__________________________________________________
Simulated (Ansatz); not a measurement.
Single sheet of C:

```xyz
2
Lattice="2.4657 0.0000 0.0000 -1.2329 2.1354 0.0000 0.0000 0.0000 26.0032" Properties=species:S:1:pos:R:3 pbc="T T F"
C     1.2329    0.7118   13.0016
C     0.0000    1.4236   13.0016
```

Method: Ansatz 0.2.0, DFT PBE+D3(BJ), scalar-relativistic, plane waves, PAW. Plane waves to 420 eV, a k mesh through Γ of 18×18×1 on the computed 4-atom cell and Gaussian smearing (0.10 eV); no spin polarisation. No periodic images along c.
__________________________________________________

• [BRIEF]: In full and word for word, restate the data.

• [PROBLEM SOLUTION]:
Simulated (Ansatz); not a measurement.
Single sheet of C:

```xyz
2
Lattice="2.4657 0.0000 0.0000 -1.2329 2.1354 0.0000 0.0000 0.0000 26.0032" Properties=species:S:1:pos:R:3 pbc="T T F"
C     1.2329    0.7118   13.0016
C     0.0000    1.4236   13.0016
```

Method: Ansatz 0.2.0, DFT PBE+D3(BJ), scalar-relativistic, plane waves, PAW. Plane waves to 420 eV, a k mesh through Γ of 18×18×1 on the computed 4-atom cell and Gaussian smearing (0.10 eV); no spin polarisation. No periodic images along c.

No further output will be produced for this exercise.